_Action item_. Reproduce the listing below in its entirety. Change nothing.

_Record set_.
________________________

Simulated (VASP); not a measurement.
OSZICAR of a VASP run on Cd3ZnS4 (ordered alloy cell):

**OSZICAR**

________________________

_Your solution_.
Simulated (VASP); not a measurement.
OSZICAR of a VASP run on Cd3ZnS4 (ordered alloy cell):

**OSZICAR**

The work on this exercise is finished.